[Material provided]:
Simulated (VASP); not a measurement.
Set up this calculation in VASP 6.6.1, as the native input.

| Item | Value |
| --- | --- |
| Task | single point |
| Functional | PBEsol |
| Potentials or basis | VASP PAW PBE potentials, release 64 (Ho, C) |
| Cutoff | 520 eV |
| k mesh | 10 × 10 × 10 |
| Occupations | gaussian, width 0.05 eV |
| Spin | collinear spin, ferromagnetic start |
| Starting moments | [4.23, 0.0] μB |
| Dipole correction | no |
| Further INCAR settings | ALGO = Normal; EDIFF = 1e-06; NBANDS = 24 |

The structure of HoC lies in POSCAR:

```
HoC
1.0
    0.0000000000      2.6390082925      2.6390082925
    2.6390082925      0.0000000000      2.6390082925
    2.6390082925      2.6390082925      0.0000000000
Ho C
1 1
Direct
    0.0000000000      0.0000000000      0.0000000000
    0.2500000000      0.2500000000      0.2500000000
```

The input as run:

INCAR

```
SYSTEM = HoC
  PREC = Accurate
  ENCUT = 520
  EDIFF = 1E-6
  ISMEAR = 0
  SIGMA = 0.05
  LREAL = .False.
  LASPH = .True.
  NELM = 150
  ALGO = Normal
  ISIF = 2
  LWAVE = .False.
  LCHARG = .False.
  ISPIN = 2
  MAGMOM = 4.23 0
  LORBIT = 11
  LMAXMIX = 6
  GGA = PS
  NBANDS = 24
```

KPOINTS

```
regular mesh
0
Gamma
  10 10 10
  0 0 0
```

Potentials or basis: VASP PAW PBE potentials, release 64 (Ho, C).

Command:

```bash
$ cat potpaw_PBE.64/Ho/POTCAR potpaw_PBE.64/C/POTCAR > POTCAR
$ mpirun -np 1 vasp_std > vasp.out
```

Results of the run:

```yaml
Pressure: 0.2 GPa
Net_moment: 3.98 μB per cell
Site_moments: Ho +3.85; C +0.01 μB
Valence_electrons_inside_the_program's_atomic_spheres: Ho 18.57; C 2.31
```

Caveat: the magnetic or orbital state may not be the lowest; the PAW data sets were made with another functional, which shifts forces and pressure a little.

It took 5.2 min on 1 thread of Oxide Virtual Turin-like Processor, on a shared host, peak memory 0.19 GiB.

[Exercise]: Write down exactly every line of the material above up to and including the line containing "Caveat: the magnetic".

[Problem solution]:
Simulated (VASP); not a measurement.
Set up this calculation in VASP 6.6.1, as the native input.

| Item | Value |
| --- | --- |
| Task | single point |
| Functional | PBEsol |
| Potentials or basis | VASP PAW PBE potentials, release 64 (Ho, C) |
| Cutoff | 520 eV |
| k mesh | 10 × 10 × 10 |
| Occupations | gaussian, width 0.05 eV |
| Spin | collinear spin, ferromagnetic start |
| Starting moments | [4.23, 0.0] μB |
| Dipole correction | no |
| Further INCAR settings | ALGO = Normal; EDIFF = 1e-06; NBANDS = 24 |

The structure of HoC lies in POSCAR:

```
HoC
1.0
    0.0000000000      2.6390082925      2.6390082925
    2.6390082925      0.0000000000      2.6390082925
    2.6390082925      2.6390082925      0.0000000000
Ho C
1 1
Direct
    0.0000000000      0.0000000000      0.0000000000
    0.2500000000      0.2500000000      0.2500000000
```

The input as run:

INCAR

```
SYSTEM = HoC
  PREC = Accurate
  ENCUT = 520
  EDIFF = 1E-6
  ISMEAR = 0
  SIGMA = 0.05
  LREAL = .False.
  LASPH = .True.
  NELM = 150
  ALGO = Normal
  ISIF = 2
  LWAVE = .False.
  LCHARG = .False.
  ISPIN = 2
  MAGMOM = 4.23 0
  LORBIT = 11
  LMAXMIX = 6
  GGA = PS
  NBANDS = 24
```

KPOINTS

```
regular mesh
0
Gamma
  10 10 10
  0 0 0
```

Potentials or basis: VASP PAW PBE potentials, release 64 (Ho, C).

Command:

```bash
$ cat potpaw_PBE.64/Ho/POTCAR potpaw_PBE.64/C/POTCAR > POTCAR
$ mpirun -np 1 vasp_std > vasp.out
```

Results of the run:

```yaml
Pressure: 0.2 GPa
Net_moment: 3.98 μB per cell
Site_moments: Ho +3.85; C +0.01 μB
Valence_electrons_inside_the_program's_atomic_spheres: Ho 18.57; C 2.31
```

Caveat: the magnetic or orbital state may not be the lowest; the PAW data sets were made with another functional, which shifts forces and pressure a little.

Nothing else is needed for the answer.